Assigned task = The lines from the start of the data through the line containing "1. The terms" are to be reproduced exactly, both ends included.

= Beginning of Section =
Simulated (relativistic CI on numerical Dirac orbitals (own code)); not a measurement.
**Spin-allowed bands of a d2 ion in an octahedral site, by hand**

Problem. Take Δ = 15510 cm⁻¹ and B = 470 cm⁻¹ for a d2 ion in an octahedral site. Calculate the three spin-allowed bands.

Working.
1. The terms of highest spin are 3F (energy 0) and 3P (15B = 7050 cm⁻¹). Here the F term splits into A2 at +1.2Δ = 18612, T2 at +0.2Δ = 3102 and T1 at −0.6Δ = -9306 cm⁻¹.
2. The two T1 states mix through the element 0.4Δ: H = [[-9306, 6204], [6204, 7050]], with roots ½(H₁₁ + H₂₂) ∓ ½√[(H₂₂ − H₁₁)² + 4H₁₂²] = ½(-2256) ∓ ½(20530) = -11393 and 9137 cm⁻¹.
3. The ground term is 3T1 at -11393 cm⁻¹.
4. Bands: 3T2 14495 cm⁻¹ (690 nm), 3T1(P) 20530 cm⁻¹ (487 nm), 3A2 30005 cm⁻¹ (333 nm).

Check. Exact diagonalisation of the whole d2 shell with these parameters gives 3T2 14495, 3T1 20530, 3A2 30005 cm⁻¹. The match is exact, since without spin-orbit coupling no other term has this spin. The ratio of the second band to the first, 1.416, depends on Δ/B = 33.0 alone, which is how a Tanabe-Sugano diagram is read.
= End of Section =

Written solution =
Simulated (relativistic CI on numerical Dirac orbitals (own code)); not a measurement.
**Spin-allowed bands of a d2 ion in an octahedral site, by hand**

Problem. Take Δ = 15510 cm⁻¹ and B = 470 cm⁻¹ for a d2 ion in an octahedral site. Calculate the three spin-allowed bands.

Working.
1. The terms of highest spin are 3F (energy 0) and 3P (15B = 7050 cm⁻¹). Here the F term splits into A2 at +1.2Δ = 18612, T2 at +0.2Δ = 3102 and T1 at −0.6Δ = -9306 cm⁻¹.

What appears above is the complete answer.